WORK ORDER =
Set down exactly, from the records below, the line with "Frames of a" through the line with "Method: DFT PBE, scalar-relativistic, plane", and nothing else.

RECORD EXCERPTS =
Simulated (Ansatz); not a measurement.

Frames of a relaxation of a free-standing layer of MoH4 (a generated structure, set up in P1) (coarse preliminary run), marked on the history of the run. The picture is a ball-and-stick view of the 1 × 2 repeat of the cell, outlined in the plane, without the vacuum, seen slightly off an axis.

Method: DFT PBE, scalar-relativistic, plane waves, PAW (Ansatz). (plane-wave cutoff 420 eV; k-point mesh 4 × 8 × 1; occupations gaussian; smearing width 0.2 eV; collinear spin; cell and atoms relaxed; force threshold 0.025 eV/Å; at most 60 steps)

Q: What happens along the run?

EXPECTED ANSWER =
Frames of a relaxation of a free-standing layer of MoH4 (a generated structure, set up in P1) (coarse preliminary run), marked on the history of the run. The picture is a ball-and-stick view of the 1 × 2 repeat of the cell, outlined in the plane, without the vacuum, seen slightly off an axis.

Method: DFT PBE, scalar-relativistic, plane waves, PAW (Ansatz). (plane-wave cutoff 420 eV; k-point mesh 4 × 8 × 1; occupations gaussian; smearing width 0.2 eV; collinear spin; cell and atoms relaxed; force threshold 0.025 eV/Å; at most 60 steps)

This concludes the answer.